*** Block opens ***

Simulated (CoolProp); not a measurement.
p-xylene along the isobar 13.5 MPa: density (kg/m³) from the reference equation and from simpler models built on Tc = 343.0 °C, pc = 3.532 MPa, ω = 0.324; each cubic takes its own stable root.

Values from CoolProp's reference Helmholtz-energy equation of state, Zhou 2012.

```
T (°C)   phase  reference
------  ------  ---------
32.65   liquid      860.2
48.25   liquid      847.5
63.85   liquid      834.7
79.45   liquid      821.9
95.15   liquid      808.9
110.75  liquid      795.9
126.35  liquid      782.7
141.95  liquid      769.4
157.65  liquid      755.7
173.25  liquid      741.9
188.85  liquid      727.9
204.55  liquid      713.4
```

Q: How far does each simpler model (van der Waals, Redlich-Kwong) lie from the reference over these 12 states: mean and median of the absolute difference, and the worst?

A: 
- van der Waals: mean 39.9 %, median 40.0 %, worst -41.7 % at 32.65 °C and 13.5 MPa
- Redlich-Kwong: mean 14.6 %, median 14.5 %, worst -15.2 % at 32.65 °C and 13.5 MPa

*** Block closes ***

WORK ORDER:
Quote exactly the lines running from the start of the listing above through the line where "- van der Waals: mean" is found, and output no other lines.

EXERCISE RESULT:
Simulated (CoolProp); not a measurement.
p-xylene along the isobar 13.5 MPa: density (kg/m³) from the reference equation and from simpler models built on Tc = 343.0 °C, pc = 3.532 MPa, ω = 0.324; each cubic takes its own stable root.

Values from CoolProp's reference Helmholtz-energy equation of state, Zhou 2012.

```
T (°C)   phase  reference
------  ------  ---------
32.65   liquid      860.2
48.25   liquid      847.5
63.85   liquid      834.7
79.45   liquid      821.9
95.15   liquid      808.9
110.75  liquid      795.9
126.35  liquid      782.7
141.95  liquid      769.4
157.65  liquid      755.7
173.25  liquid      741.9
188.85  liquid      727.9
204.55  liquid      713.4
```

Q: How far does each simpler model (van der Waals, Redlich-Kwong) lie from the reference over these 12 states: mean and median of the absolute difference, and the worst?

A: 
- van der Waals: mean 39.9 %, median 40.0 %, worst -41.7 % at 32.65 °C and 13.5 MPa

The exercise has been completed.